________

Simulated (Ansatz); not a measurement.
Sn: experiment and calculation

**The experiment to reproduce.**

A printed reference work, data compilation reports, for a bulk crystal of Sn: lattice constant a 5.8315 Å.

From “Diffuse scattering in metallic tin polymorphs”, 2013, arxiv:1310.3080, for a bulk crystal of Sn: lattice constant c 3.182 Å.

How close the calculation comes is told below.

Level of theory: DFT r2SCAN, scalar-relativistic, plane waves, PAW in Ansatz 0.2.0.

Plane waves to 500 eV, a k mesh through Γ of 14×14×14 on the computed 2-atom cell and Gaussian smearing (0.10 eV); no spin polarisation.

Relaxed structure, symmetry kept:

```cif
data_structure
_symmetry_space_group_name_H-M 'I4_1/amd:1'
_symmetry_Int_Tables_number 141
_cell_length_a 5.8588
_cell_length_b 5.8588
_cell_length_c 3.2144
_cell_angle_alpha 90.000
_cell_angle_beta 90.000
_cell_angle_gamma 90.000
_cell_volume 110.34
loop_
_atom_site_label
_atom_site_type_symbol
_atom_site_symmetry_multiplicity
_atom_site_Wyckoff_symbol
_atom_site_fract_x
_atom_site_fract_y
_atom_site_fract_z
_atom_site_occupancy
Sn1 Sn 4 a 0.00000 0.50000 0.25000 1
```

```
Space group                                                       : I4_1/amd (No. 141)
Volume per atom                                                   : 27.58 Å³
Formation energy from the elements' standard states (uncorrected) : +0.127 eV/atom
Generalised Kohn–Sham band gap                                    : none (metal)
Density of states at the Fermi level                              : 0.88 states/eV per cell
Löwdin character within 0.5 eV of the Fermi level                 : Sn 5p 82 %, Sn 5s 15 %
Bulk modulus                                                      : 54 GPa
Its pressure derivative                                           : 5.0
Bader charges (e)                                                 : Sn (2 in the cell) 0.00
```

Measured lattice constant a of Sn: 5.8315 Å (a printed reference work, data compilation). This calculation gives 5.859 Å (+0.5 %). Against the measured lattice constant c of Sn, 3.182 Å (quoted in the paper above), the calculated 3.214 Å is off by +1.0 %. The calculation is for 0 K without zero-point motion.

________

== ASSIGNMENT ==
Repeat, character for character, the lines of the material above from the line with "Sn: experiment and calculation" through the line with "How close the".

== WRITTEN SOLUTION ==
Sn: experiment and calculation

**The experiment to reproduce.**

A printed reference work, data compilation reports, for a bulk crystal of Sn: lattice constant a 5.8315 Å.

From “Diffuse scattering in metallic tin polymorphs”, 2013, arxiv:1310.3080, for a bulk crystal of Sn: lattice constant c 3.182 Å.

How close the calculation comes is told below.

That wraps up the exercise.